» **DATASET CONTENT**
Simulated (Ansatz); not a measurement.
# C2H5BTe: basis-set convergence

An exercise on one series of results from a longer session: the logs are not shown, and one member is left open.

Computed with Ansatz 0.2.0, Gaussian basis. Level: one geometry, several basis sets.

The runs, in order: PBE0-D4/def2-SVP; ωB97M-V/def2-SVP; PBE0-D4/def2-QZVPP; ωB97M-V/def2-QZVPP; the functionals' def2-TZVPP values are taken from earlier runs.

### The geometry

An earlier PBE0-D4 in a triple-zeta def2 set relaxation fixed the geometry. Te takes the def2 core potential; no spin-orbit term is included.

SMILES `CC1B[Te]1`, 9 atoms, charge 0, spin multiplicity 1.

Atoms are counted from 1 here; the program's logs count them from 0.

» **BRIEF**
Reproduce the entries above exactly, starting at their first line and finishing with the line that contains "Computed with Ansatz".

» **RESPONSE BOX**
Simulated (Ansatz); not a measurement.
# C2H5BTe: basis-set convergence

An exercise on one series of results from a longer session: the logs are not shown, and one member is left open.

Computed with Ansatz 0.2.0, Gaussian basis. Level: one geometry, several basis sets.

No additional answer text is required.